**Action item**
Working from the top of the records below, reproduce each line exactly, ending once you have written the line containing "8.50e-7 | 0.000 |".

**Data for review**
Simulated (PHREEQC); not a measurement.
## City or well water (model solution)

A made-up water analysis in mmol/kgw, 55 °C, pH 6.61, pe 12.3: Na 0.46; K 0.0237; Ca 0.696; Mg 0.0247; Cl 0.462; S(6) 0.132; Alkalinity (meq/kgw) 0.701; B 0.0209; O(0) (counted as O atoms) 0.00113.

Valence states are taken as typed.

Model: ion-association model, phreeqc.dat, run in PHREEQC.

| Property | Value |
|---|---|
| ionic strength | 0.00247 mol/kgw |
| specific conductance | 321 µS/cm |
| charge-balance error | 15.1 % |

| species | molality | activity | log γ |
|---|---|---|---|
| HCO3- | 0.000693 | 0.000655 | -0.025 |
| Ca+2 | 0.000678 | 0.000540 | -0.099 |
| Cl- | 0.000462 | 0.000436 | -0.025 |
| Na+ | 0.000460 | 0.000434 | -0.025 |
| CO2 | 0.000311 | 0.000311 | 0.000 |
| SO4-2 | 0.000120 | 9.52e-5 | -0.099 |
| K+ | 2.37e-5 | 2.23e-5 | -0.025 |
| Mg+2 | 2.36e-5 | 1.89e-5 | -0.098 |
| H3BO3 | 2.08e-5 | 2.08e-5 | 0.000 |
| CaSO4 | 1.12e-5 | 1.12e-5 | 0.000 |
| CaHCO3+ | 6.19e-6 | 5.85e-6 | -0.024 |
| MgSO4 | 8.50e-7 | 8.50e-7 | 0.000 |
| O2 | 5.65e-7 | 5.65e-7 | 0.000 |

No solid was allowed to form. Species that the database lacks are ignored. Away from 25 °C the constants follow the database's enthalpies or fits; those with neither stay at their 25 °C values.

**Task result**
Simulated (PHREEQC); not a measurement.
## City or well water (model solution)

A made-up water analysis in mmol/kgw, 55 °C, pH 6.61, pe 12.3: Na 0.46; K 0.0237; Ca 0.696; Mg 0.0247; Cl 0.462; S(6) 0.132; Alkalinity (meq/kgw) 0.701; B 0.0209; O(0) (counted as O atoms) 0.00113.

Valence states are taken as typed.

Model: ion-association model, phreeqc.dat, run in PHREEQC.

| Property | Value |
|---|---|
| ionic strength | 0.00247 mol/kgw |
| specific conductance | 321 µS/cm |
| charge-balance error | 15.1 % |

| species | molality | activity | log γ |
|---|---|---|---|
| HCO3- | 0.000693 | 0.000655 | -0.025 |
| Ca+2 | 0.000678 | 0.000540 | -0.099 |
| Cl- | 0.000462 | 0.000436 | -0.025 |
| Na+ | 0.000460 | 0.000434 | -0.025 |
| CO2 | 0.000311 | 0.000311 | 0.000 |
| SO4-2 | 0.000120 | 9.52e-5 | -0.099 |
| K+ | 2.37e-5 | 2.23e-5 | -0.025 |
| Mg+2 | 2.36e-5 | 1.89e-5 | -0.098 |
| H3BO3 | 2.08e-5 | 2.08e-5 | 0.000 |
| CaSO4 | 1.12e-5 | 1.12e-5 | 0.000 |
| CaHCO3+ | 6.19e-6 | 5.85e-6 | -0.024 |
| MgSO4 | 8.50e-7 | 8.50e-7 | 0.000 |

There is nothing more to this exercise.